Work instruction: Quote the material below exactly as written, from the first line to the line that holds "## Bonding as seen by X-rays: LuHg3", endpoints included.

══════════════════════════════

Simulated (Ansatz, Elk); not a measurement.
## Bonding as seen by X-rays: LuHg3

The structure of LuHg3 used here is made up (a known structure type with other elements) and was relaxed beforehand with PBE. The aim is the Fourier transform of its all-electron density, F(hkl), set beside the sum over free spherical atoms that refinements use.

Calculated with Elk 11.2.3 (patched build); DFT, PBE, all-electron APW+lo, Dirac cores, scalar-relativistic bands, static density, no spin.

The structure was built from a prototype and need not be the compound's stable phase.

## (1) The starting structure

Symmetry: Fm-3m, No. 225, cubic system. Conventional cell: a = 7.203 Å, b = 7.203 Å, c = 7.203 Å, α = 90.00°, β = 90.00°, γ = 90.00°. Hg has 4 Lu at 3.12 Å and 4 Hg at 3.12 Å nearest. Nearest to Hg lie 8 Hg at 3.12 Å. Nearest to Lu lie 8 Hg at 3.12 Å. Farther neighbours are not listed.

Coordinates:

══════════════════════════════

Answer section:
Simulated (Ansatz, Elk); not a measurement.
## Bonding as seen by X-rays: LuHg3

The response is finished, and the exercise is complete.